Records shown.
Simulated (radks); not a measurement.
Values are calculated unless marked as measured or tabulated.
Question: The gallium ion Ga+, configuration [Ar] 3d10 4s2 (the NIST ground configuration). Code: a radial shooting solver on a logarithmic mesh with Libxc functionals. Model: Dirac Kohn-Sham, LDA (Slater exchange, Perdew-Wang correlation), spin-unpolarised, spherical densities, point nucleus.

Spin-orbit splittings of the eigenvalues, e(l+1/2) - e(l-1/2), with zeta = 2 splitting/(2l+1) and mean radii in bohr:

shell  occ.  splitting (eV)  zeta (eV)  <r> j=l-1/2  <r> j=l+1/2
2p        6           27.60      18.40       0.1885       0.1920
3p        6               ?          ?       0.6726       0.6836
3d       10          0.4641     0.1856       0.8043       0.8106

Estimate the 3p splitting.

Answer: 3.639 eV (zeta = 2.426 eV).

Work instruction. The lines from the first of the entries through the line holding "Estimate the 3p splitting." are to be restated word for word, and no others.

Exercise output.
Simulated (radks); not a measurement.
Values are calculated unless marked as measured or tabulated.
Question: The gallium ion Ga+, configuration [Ar] 3d10 4s2 (the NIST ground configuration). Code: a radial shooting solver on a logarithmic mesh with Libxc functionals. Model: Dirac Kohn-Sham, LDA (Slater exchange, Perdew-Wang correlation), spin-unpolarised, spherical densities, point nucleus.

Spin-orbit splittings of the eigenvalues, e(l+1/2) - e(l-1/2), with zeta = 2 splitting/(2l+1) and mean radii in bohr:

shell  occ.  splitting (eV)  zeta (eV)  <r> j=l-1/2  <r> j=l+1/2
2p        6           27.60      18.40       0.1885       0.1920
3p        6               ?          ?       0.6726       0.6836
3d       10          0.4641     0.1856       0.8043       0.8106

Estimate the 3p splitting.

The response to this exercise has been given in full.